> EXTRACTED INFORMATION
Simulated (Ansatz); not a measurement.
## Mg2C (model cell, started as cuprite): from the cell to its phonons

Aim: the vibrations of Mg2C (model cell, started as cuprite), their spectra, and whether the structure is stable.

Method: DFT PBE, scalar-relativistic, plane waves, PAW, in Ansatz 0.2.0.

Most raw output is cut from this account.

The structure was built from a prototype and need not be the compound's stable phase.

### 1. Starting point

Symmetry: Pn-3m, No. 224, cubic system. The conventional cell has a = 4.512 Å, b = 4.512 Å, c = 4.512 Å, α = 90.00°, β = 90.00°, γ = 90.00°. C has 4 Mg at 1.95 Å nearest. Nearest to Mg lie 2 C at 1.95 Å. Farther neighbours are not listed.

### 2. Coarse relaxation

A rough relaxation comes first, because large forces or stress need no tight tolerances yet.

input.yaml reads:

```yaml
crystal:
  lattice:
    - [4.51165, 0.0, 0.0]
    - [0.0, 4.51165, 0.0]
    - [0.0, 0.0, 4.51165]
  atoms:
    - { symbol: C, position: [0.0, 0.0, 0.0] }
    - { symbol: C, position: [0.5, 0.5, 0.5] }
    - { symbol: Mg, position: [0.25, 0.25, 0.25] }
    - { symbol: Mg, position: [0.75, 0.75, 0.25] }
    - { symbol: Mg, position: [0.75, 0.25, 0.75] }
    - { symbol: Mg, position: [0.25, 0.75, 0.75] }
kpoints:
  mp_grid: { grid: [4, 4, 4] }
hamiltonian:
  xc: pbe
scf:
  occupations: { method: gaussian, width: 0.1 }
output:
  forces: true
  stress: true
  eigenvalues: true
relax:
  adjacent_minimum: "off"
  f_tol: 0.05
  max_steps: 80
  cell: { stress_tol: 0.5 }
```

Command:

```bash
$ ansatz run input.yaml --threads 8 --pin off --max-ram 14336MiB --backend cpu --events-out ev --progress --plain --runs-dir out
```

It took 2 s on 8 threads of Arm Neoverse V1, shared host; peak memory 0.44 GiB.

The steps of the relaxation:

> ACTIVITY
In the listing above, locate the line containing "## Mg2C (model" and the line containing "Method: DFT PBE, scalar-relativistic, plane". Extract those two lines and every line between them, exactly as written, and only those.

> RESPONSE
## Mg2C (model cell, started as cuprite): from the cell to its phonons

Aim: the vibrations of Mg2C (model cell, started as cuprite), their spectra, and whether the structure is stable.

Method: DFT PBE, scalar-relativistic, plane waves, PAW, in Ansatz 0.2.0.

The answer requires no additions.